→ **Activity**:
Transcribe the records below. Leave every word as it is.

→ **Provided data**:
=== Begin Enclosure ===

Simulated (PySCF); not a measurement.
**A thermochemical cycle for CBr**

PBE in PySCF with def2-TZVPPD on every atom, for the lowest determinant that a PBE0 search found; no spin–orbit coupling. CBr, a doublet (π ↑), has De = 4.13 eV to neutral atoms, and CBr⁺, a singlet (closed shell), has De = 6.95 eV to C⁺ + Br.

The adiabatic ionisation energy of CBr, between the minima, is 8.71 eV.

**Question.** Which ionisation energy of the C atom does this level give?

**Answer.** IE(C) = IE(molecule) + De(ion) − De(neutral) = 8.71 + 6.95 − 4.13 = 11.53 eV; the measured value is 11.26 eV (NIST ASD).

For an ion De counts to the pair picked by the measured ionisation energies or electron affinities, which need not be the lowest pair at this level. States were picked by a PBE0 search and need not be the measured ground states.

=== End Enclosure ===

→ **Written answer**:
Simulated (PySCF); not a measurement.
**A thermochemical cycle for CBr**

PBE in PySCF with def2-TZVPPD on every atom, for the lowest determinant that a PBE0 search found; no spin–orbit coupling. CBr, a doublet (π ↑), has De = 4.13 eV to neutral atoms, and CBr⁺, a singlet (closed shell), has De = 6.95 eV to C⁺ + Br.

The adiabatic ionisation energy of CBr, between the minima, is 8.71 eV.

**Question.** Which ionisation energy of the C atom does this level give?

**Answer.** IE(C) = IE(molecule) + De(ion) − De(neutral) = 8.71 + 6.95 − 4.13 = 11.53 eV; the measured value is 11.26 eV (NIST ASD).

For an ion De counts to the pair picked by the measured ionisation energies or electron affinities, which need not be the lowest pair at this level. States were picked by a PBE0 search and need not be the measured ground states.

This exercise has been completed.